__THE DATA__
'''

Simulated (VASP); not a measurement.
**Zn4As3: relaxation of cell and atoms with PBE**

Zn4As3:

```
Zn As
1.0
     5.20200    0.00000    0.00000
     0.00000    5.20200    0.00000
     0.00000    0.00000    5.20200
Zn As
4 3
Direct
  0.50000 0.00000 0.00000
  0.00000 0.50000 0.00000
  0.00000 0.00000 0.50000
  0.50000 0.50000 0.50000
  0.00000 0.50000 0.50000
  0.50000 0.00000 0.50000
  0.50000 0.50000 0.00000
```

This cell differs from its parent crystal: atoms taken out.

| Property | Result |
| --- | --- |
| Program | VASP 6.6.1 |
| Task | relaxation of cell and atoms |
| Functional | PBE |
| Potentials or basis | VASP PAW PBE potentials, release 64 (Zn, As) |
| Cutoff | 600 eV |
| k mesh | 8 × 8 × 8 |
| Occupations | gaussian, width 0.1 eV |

'''

__WORK TASK__
Set down each entry again, unchanged.

__WRITTEN REPLY__
Simulated (VASP); not a measurement.
**Zn4As3: relaxation of cell and atoms with PBE**

Zn4As3:

```
Zn As
1.0
     5.20200    0.00000    0.00000
     0.00000    5.20200    0.00000
     0.00000    0.00000    5.20200
Zn As
4 3
Direct
  0.50000 0.00000 0.00000
  0.00000 0.50000 0.00000
  0.00000 0.00000 0.50000
  0.50000 0.50000 0.50000
  0.00000 0.50000 0.50000
  0.50000 0.00000 0.50000
  0.50000 0.50000 0.00000
```

This cell differs from its parent crystal: atoms taken out.

| Property | Result |
| --- | --- |
| Program | VASP 6.6.1 |
| Task | relaxation of cell and atoms |
| Functional | PBE |
| Potentials or basis | VASP PAW PBE potentials, release 64 (Zn, As) |
| Cutoff | 600 eV |
| k mesh | 8 × 8 × 8 |
| Occupations | gaussian, width 0.1 eV |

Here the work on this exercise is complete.